_Work item_. The line containing "freeze the cores." marks the end: quote every line from the start of the records below through it, word for word.

== Segment start ==

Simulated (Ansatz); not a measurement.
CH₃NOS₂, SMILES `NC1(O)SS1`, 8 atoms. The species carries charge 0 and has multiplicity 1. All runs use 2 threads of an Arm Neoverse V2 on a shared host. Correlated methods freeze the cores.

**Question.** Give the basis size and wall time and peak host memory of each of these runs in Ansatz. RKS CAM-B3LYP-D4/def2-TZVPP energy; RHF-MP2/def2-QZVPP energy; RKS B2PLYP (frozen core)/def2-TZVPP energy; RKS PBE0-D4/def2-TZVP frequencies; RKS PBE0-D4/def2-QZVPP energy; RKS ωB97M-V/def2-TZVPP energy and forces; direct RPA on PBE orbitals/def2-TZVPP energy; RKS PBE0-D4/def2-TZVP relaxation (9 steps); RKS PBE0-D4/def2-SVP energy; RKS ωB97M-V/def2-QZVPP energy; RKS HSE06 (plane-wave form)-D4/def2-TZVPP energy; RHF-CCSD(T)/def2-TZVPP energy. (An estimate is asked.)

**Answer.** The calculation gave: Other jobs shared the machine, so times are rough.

== Segment end ==

_Exercise solution_.
Simulated (Ansatz); not a measurement.
CH₃NOS₂, SMILES `NC1(O)SS1`, 8 atoms. The species carries charge 0 and has multiplicity 1. All runs use 2 threads of an Arm Neoverse V2 on a shared host. Correlated methods freeze the cores.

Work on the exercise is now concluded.